**Work order**
Retype the data below in full, keeping every character as it is.

**Provided material**
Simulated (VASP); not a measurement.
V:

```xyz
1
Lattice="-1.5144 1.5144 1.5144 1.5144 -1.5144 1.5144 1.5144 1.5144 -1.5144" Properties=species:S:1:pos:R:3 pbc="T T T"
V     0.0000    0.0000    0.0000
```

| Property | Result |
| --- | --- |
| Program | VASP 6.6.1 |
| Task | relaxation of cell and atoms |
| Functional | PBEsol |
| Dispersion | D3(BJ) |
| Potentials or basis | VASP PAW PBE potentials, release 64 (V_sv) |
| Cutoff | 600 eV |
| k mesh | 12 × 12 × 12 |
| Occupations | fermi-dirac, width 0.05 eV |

**Exercise solution**
Simulated (VASP); not a measurement.
V:

```xyz
1
Lattice="-1.5144 1.5144 1.5144 1.5144 -1.5144 1.5144 1.5144 1.5144 -1.5144" Properties=species:S:1:pos:R:3 pbc="T T T"
V     0.0000    0.0000    0.0000
```

| Property | Result |
| --- | --- |
| Program | VASP 6.6.1 |
| Task | relaxation of cell and atoms |
| Functional | PBEsol |
| Dispersion | D3(BJ) |
| Potentials or basis | VASP PAW PBE potentials, release 64 (V_sv) |
| Cutoff | 600 eV |
| k mesh | 12 × 12 × 12 |
| Occupations | fermi-dirac, width 0.05 eV |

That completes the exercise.